=== Input data ===

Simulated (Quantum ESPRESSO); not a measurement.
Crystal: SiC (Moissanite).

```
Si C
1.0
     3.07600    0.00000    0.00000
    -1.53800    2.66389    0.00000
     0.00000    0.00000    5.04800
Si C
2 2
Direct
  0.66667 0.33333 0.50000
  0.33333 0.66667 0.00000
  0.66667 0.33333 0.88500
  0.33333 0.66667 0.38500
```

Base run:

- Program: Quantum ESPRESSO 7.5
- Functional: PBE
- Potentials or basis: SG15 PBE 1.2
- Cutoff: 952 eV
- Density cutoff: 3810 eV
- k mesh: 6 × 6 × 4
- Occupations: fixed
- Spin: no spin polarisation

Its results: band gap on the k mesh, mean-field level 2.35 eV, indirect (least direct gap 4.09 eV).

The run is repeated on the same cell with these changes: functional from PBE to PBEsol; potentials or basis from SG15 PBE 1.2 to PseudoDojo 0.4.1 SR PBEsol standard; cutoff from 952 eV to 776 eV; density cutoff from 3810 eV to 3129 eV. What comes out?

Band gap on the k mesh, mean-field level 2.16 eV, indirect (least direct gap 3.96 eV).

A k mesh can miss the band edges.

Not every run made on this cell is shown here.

===

Required action:
Above are records; repeat only the lines starting at the line with "Crystal: SiC (Moissanite)." and ending at the line with "A k mesh can miss the band edges.", exactly as they appear, both included.

Exercise response:
Crystal: SiC (Moissanite).

```
Si C
1.0
     3.07600    0.00000    0.00000
    -1.53800    2.66389    0.00000
     0.00000    0.00000    5.04800
Si C
2 2
Direct
  0.66667 0.33333 0.50000
  0.33333 0.66667 0.00000
  0.66667 0.33333 0.88500
  0.33333 0.66667 0.38500
```

Base run:

- Program: Quantum ESPRESSO 7.5
- Functional: PBE
- Potentials or basis: SG15 PBE 1.2
- Cutoff: 952 eV
- Density cutoff: 3810 eV
- k mesh: 6 × 6 × 4
- Occupations: fixed
- Spin: no spin polarisation

Its results: band gap on the k mesh, mean-field level 2.35 eV, indirect (least direct gap 4.09 eV).

The run is repeated on the same cell with these changes: functional from PBE to PBEsol; potentials or basis from SG15 PBE 1.2 to PseudoDojo 0.4.1 SR PBEsol standard; cutoff from 952 eV to 776 eV; density cutoff from 3810 eV to 3129 eV. What comes out?

Band gap on the k mesh, mean-field level 2.16 eV, indirect (least direct gap 3.96 eV).

A k mesh can miss the band edges.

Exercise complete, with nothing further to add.